Activity:
Each record must reappear in the answer exactly as it is written.

Dataset entries:
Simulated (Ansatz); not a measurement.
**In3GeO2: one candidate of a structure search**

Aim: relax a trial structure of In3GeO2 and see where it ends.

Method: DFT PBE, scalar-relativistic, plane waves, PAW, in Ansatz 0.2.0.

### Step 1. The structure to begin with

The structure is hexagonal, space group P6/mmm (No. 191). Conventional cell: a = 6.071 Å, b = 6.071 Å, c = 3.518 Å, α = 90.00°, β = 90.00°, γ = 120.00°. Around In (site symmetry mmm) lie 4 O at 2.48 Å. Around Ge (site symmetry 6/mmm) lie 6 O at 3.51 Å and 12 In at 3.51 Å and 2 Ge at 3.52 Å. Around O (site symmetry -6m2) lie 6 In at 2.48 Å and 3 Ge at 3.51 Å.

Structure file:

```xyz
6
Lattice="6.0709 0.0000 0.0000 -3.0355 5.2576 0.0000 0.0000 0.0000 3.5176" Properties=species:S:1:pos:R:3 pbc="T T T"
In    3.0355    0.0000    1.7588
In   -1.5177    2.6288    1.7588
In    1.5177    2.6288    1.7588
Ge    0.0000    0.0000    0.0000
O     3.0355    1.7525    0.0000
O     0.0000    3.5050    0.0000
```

Problem solution:
Simulated (Ansatz); not a measurement.
**In3GeO2: one candidate of a structure search**

Aim: relax a trial structure of In3GeO2 and see where it ends.

Method: DFT PBE, scalar-relativistic, plane waves, PAW, in Ansatz 0.2.0.

### Step 1. The structure to begin with

The structure is hexagonal, space group P6/mmm (No. 191). Conventional cell: a = 6.071 Å, b = 6.071 Å, c = 3.518 Å, α = 90.00°, β = 90.00°, γ = 120.00°. Around In (site symmetry mmm) lie 4 O at 2.48 Å. Around Ge (site symmetry 6/mmm) lie 6 O at 3.51 Å and 12 In at 3.51 Å and 2 Ge at 3.52 Å. Around O (site symmetry -6m2) lie 6 In at 2.48 Å and 3 Ge at 3.51 Å.

Structure file:

```xyz
6
Lattice="6.0709 0.0000 0.0000 -3.0355 5.2576 0.0000 0.0000 0.0000 3.5176" Properties=species:S:1:pos:R:3 pbc="T T T"
In    3.0355    0.0000    1.7588
In   -1.5177    2.6288    1.7588
In    1.5177    2.6288    1.7588
Ge    0.0000    0.0000    0.0000
O     3.0355    1.7525    0.0000
O     0.0000    3.5050    0.0000
```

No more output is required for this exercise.